Reproduce word for word the lines between those holding "none | 7.3 | - |" and "A k mesh can", inclusive, and nothing else from the data below.

== Segment start ==
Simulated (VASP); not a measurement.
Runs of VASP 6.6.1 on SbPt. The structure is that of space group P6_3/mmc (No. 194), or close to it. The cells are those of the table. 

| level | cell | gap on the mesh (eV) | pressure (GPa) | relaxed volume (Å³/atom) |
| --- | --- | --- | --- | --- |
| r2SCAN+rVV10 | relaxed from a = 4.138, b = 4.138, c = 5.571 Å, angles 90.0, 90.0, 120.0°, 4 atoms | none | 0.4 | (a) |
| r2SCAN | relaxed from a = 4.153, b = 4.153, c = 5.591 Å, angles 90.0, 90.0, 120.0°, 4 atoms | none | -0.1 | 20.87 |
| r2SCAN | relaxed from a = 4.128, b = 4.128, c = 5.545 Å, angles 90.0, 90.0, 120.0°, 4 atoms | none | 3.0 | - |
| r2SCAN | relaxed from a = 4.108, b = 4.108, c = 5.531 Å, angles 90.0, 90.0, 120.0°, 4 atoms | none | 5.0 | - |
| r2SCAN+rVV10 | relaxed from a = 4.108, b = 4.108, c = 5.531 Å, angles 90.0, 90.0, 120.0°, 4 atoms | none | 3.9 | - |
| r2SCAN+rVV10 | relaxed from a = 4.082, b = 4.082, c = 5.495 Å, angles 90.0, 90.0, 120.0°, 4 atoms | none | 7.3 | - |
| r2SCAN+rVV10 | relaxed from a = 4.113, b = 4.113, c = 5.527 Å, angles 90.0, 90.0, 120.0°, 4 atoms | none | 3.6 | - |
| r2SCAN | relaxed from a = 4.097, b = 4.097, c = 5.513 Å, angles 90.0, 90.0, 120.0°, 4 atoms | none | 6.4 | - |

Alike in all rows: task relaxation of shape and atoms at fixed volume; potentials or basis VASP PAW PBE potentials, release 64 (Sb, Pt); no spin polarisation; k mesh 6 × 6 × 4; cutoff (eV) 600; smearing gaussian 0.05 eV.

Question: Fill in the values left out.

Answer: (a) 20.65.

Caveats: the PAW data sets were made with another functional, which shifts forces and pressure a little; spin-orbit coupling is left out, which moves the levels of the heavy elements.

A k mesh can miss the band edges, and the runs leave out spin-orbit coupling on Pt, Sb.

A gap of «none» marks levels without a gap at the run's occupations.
== Segment end ==

> _Answer space_
| r2SCAN+rVV10 | relaxed from a = 4.082, b = 4.082, c = 5.495 Å, angles 90.0, 90.0, 120.0°, 4 atoms | none | 7.3 | - |
| r2SCAN+rVV10 | relaxed from a = 4.113, b = 4.113, c = 5.527 Å, angles 90.0, 90.0, 120.0°, 4 atoms | none | 3.6 | - |
| r2SCAN | relaxed from a = 4.097, b = 4.097, c = 5.513 Å, angles 90.0, 90.0, 120.0°, 4 atoms | none | 6.4 | - |

Alike in all rows: task relaxation of shape and atoms at fixed volume; potentials or basis VASP PAW PBE potentials, release 64 (Sb, Pt); no spin polarisation; k mesh 6 × 6 × 4; cutoff (eV) 600; smearing gaussian 0.05 eV.

Question: Fill in the values left out.

Answer: (a) 20.65.

Caveats: the PAW data sets were made with another functional, which shifts forces and pressure a little; spin-orbit coupling is left out, which moves the levels of the heavy elements.

A k mesh can miss the band edges, and the runs leave out spin-orbit coupling on Pt, Sb.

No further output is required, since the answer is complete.